Exercise: Beginning with the line that holds "Method: DFT PBE, scalar-relativistic, plane" in the data below, give again every line through the one that holds "The structure derives", exactly as written.

Records shown:
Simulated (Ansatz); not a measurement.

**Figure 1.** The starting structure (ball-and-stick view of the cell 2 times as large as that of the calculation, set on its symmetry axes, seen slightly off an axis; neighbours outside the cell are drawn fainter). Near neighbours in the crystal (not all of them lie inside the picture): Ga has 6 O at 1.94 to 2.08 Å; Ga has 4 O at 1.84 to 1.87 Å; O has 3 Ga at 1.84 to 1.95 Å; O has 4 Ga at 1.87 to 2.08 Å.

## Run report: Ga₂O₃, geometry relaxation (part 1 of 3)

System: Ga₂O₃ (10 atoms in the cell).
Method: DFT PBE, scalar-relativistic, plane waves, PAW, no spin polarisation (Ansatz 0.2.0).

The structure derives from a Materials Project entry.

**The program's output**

Answer area:
Method: DFT PBE, scalar-relativistic, plane waves, PAW, no spin polarisation (Ansatz 0.2.0).

The structure derives from a Materials Project entry.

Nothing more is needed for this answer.